> **Task item**:
Every single entry that follows is to be retyped exactly.

== Segment start ==

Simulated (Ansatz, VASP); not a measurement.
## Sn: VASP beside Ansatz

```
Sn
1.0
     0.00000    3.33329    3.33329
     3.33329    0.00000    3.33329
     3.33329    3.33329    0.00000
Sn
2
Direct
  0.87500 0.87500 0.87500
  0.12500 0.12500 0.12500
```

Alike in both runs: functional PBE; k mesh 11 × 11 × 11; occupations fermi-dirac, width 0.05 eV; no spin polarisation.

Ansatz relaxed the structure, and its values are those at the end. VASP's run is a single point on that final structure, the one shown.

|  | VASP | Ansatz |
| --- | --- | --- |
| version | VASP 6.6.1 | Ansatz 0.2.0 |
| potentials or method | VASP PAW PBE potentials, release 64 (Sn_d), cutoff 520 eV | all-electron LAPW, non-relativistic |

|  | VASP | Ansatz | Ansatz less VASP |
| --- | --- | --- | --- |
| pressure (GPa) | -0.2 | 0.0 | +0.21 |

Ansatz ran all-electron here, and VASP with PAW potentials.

== Segment end ==

> **Exercise response**:
Simulated (Ansatz, VASP); not a measurement.
## Sn: VASP beside Ansatz

```
Sn
1.0
     0.00000    3.33329    3.33329
     3.33329    0.00000    3.33329
     3.33329    3.33329    0.00000
Sn
2
Direct
  0.87500 0.87500 0.87500
  0.12500 0.12500 0.12500
```

Alike in both runs: functional PBE; k mesh 11 × 11 × 11; occupations fermi-dirac, width 0.05 eV; no spin polarisation.

Ansatz relaxed the structure, and its values are those at the end. VASP's run is a single point on that final structure, the one shown.

|  | VASP | Ansatz |
| --- | --- | --- |
| version | VASP 6.6.1 | Ansatz 0.2.0 |
| potentials or method | VASP PAW PBE potentials, release 64 (Sn_d), cutoff 520 eV | all-electron LAPW, non-relativistic |

|  | VASP | Ansatz | Ansatz less VASP |
| --- | --- | --- | --- |
| pressure (GPa) | -0.2 | 0.0 | +0.21 |

Ansatz ran all-electron here, and VASP with PAW potentials.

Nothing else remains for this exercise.